(Recorded information)

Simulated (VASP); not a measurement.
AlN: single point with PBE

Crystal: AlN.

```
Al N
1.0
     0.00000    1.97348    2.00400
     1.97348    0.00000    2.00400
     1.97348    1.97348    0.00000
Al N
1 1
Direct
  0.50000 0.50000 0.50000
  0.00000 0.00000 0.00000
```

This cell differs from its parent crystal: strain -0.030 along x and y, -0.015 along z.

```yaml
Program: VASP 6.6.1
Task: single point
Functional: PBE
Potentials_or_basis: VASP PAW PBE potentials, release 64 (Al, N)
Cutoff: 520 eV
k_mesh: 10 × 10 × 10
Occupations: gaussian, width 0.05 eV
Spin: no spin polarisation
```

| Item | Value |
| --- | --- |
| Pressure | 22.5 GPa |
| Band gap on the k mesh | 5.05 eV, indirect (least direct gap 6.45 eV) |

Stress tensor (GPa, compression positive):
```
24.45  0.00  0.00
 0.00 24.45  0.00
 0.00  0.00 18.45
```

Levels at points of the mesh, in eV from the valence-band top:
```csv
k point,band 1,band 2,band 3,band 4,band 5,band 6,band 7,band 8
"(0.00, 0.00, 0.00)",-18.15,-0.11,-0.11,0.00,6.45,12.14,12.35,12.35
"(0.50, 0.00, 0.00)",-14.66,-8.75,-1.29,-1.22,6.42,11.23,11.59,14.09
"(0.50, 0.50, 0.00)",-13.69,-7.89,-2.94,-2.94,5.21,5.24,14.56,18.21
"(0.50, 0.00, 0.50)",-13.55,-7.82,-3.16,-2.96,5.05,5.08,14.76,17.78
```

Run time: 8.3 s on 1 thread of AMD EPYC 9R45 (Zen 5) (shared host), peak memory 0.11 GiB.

(End Recorded information)

* Activity *
If a line falls between the first line of the entries and the line containing "Pressure | 22.5 GPa |", or is one of those two, restate it word for word; leave all other lines out.

* Task output *
Simulated (VASP); not a measurement.
AlN: single point with PBE

Crystal: AlN.

```
Al N
1.0
     0.00000    1.97348    2.00400
     1.97348    0.00000    2.00400
     1.97348    1.97348    0.00000
Al N
1 1
Direct
  0.50000 0.50000 0.50000
  0.00000 0.00000 0.00000
```

This cell differs from its parent crystal: strain -0.030 along x and y, -0.015 along z.

```yaml
Program: VASP 6.6.1
Task: single point
Functional: PBE
Potentials_or_basis: VASP PAW PBE potentials, release 64 (Al, N)
Cutoff: 520 eV
k_mesh: 10 × 10 × 10
Occupations: gaussian, width 0.05 eV
Spin: no spin polarisation
```

| Item | Value |
| --- | --- |
| Pressure | 22.5 GPa |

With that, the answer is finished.